Dataset excerpts START
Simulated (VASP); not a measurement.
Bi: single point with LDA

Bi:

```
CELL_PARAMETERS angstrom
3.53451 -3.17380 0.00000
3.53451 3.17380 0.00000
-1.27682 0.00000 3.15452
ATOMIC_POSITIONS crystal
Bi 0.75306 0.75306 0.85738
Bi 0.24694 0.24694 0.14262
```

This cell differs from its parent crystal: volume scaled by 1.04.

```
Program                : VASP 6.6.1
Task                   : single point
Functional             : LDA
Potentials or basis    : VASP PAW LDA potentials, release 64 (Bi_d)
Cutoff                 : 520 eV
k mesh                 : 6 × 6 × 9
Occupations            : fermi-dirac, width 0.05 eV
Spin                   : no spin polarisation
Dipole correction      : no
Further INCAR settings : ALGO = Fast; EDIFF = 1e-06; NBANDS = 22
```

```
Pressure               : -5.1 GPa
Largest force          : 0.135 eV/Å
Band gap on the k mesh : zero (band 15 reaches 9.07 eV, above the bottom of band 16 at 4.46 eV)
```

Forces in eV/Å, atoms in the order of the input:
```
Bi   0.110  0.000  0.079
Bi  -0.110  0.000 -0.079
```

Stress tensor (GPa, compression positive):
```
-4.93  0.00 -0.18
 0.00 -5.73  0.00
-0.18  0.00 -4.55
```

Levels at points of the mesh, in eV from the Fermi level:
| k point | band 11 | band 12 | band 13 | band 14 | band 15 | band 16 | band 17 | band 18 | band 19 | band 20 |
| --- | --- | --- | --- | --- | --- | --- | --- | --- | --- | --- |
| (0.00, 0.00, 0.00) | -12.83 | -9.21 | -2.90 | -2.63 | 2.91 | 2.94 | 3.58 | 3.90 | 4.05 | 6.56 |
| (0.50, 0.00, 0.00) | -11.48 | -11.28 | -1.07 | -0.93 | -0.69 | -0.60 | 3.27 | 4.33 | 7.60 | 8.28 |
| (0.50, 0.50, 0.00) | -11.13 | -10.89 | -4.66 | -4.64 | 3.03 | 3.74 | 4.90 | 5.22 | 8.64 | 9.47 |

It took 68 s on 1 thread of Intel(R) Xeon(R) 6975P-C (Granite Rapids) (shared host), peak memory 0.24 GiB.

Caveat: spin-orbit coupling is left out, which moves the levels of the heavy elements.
Dataset excerpts END

Assigned task
Quote every line from the beginning of the entries up to and including the line that contains "7.60 | 8.28 |".

Task response
Simulated (VASP); not a measurement.
Bi: single point with LDA

Bi:

```
CELL_PARAMETERS angstrom
3.53451 -3.17380 0.00000
3.53451 3.17380 0.00000
-1.27682 0.00000 3.15452
ATOMIC_POSITIONS crystal
Bi 0.75306 0.75306 0.85738
Bi 0.24694 0.24694 0.14262
```

This cell differs from its parent crystal: volume scaled by 1.04.

```
Program                : VASP 6.6.1
Task                   : single point
Functional             : LDA
Potentials or basis    : VASP PAW LDA potentials, release 64 (Bi_d)
Cutoff                 : 520 eV
k mesh                 : 6 × 6 × 9
Occupations            : fermi-dirac, width 0.05 eV
Spin                   : no spin polarisation
Dipole correction      : no
Further INCAR settings : ALGO = Fast; EDIFF = 1e-06; NBANDS = 22
```

```
Pressure               : -5.1 GPa
Largest force          : 0.135 eV/Å
Band gap on the k mesh : zero (band 15 reaches 9.07 eV, above the bottom of band 16 at 4.46 eV)
```

Forces in eV/Å, atoms in the order of the input:
```
Bi   0.110  0.000  0.079
Bi  -0.110  0.000 -0.079
```

Stress tensor (GPa, compression positive):
```
-4.93  0.00 -0.18
 0.00 -5.73  0.00
-0.18  0.00 -4.55
```

Levels at points of the mesh, in eV from the Fermi level:
| k point | band 11 | band 12 | band 13 | band 14 | band 15 | band 16 | band 17 | band 18 | band 19 | band 20 |
| --- | --- | --- | --- | --- | --- | --- | --- | --- | --- | --- |
| (0.00, 0.00, 0.00) | -12.83 | -9.21 | -2.90 | -2.63 | 2.91 | 2.94 | 3.58 | 3.90 | 4.05 | 6.56 |
| (0.50, 0.00, 0.00) | -11.48 | -11.28 | -1.07 | -0.93 | -0.69 | -0.60 | 3.27 | 4.33 | 7.60 | 8.28 |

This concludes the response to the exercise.